-=-=-
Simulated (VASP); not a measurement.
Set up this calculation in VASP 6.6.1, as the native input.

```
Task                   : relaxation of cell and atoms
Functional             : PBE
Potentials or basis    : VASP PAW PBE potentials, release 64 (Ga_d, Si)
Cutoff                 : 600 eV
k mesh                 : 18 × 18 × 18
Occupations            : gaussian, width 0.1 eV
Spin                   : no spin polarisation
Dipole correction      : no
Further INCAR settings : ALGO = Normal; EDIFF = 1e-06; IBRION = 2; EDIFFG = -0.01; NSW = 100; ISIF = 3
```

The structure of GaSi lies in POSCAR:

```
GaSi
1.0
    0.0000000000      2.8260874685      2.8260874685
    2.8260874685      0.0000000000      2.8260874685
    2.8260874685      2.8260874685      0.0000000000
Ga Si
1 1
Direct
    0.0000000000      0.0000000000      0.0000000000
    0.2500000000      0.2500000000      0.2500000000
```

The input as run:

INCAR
-=-=-

◆ ASSIGNMENT
Retype exactly the span of lines from the one with "The structure of" through the one with "The input as"; include both ends and omit the rest of the material.

◆ TASK OUTPUT
The structure of GaSi lies in POSCAR:

```
GaSi
1.0
    0.0000000000      2.8260874685      2.8260874685
    2.8260874685      0.0000000000      2.8260874685
    2.8260874685      2.8260874685      0.0000000000
Ga Si
1 1
Direct
    0.0000000000      0.0000000000      0.0000000000
    0.2500000000      0.2500000000      0.2500000000
```

The input as run:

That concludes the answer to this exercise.